= Beginning of Section =
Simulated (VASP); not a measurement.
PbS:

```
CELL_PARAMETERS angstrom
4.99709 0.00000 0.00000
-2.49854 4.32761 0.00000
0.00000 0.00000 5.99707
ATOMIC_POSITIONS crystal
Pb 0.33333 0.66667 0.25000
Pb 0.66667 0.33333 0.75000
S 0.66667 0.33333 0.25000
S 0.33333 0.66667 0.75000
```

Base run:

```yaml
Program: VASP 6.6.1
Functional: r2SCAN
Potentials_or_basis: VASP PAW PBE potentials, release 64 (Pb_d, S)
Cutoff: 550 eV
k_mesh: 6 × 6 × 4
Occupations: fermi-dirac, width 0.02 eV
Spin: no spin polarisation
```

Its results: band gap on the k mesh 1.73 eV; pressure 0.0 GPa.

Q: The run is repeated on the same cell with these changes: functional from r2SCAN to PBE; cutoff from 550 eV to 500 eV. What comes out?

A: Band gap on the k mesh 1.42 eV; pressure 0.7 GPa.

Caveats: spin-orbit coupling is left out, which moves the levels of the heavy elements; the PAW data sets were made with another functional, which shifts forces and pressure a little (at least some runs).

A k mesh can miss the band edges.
= End of Section =

# WORK INSTRUCTION
Only the lines above starting at the line that holds "A: Band gap" and ending at the line that holds "Caveats: spin-orbit coupling" are to be repeated, exactly and in full.

# EXERCISE RESPONSE
A: Band gap on the k mesh 1.42 eV; pressure 0.7 GPa.

Caveats: spin-orbit coupling is left out, which moves the levels of the heavy elements; the PAW data sets were made with another functional, which shifts forces and pressure a little (at least some runs).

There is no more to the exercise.